**Work order:** As the answer, set down the lines below from the one containing "Simulated with DEVSIM: 1D" through the one containing "Q: Tabulate band", exactly and inclusively, and no others.

**Supplied entries:**
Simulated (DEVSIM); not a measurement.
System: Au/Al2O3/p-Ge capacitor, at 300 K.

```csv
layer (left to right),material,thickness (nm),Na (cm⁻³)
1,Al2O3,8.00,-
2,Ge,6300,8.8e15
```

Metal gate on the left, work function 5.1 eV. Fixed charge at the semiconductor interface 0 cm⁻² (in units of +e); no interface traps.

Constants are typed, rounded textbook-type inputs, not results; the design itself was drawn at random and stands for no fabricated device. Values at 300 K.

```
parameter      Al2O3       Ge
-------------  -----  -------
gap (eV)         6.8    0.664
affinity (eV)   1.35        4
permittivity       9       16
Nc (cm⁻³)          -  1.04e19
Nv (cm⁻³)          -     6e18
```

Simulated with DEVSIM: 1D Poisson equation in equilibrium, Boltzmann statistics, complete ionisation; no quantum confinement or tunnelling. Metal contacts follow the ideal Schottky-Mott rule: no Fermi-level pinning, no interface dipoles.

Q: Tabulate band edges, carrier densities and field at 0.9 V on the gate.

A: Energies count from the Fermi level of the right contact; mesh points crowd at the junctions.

**Answer section:**
Simulated with DEVSIM: 1D Poisson equation in equilibrium, Boltzmann statistics, complete ionisation; no quantum confinement or tunnelling. Metal contacts follow the ideal Schottky-Mott rule: no Fermi-level pinning, no interface dipoles.

Q: Tabulate band edges, carrier densities and field at 0.9 V on the gate.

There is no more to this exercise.